• _Assignment_:
Could you give every record again, exactly as it reads?

• _Information given_:
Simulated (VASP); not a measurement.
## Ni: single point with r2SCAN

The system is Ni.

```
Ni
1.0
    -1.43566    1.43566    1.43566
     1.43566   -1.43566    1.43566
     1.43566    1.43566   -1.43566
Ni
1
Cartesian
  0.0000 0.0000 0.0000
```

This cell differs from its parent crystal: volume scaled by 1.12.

• _Task solution_:
Simulated (VASP); not a measurement.
## Ni: single point with r2SCAN

The system is Ni.

```
Ni
1.0
    -1.43566    1.43566    1.43566
     1.43566   -1.43566    1.43566
     1.43566    1.43566   -1.43566
Ni
1
Cartesian
  0.0000 0.0000 0.0000
```

This cell differs from its parent crystal: volume scaled by 1.12.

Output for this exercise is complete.